DATASET EXCERPTS:
· · ·
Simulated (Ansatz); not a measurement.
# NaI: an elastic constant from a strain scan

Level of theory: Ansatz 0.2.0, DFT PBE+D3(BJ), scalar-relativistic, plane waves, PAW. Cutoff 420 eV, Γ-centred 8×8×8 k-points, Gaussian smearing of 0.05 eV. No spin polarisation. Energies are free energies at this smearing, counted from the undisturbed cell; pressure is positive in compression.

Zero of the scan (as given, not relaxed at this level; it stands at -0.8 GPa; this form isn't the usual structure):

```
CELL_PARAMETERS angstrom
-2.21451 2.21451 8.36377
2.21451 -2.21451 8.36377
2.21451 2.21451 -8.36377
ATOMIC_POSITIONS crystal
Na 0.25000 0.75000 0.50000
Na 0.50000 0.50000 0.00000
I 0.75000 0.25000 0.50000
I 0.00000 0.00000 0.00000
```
· · ·

REQUIRED ACTION:
Write out the entire listing exactly.

EXERCISE ANSWER:
Simulated (Ansatz); not a measurement.
# NaI: an elastic constant from a strain scan

Level of theory: Ansatz 0.2.0, DFT PBE+D3(BJ), scalar-relativistic, plane waves, PAW. Cutoff 420 eV, Γ-centred 8×8×8 k-points, Gaussian smearing of 0.05 eV. No spin polarisation. Energies are free energies at this smearing, counted from the undisturbed cell; pressure is positive in compression.

Zero of the scan (as given, not relaxed at this level; it stands at -0.8 GPa; this form isn't the usual structure):

```
CELL_PARAMETERS angstrom
-2.21451 2.21451 8.36377
2.21451 -2.21451 8.36377
2.21451 2.21451 -8.36377
ATOMIC_POSITIONS crystal
Na 0.25000 0.75000 0.50000
Na 0.50000 0.50000 0.00000
I 0.75000 0.25000 0.50000
I 0.00000 0.00000 0.00000
```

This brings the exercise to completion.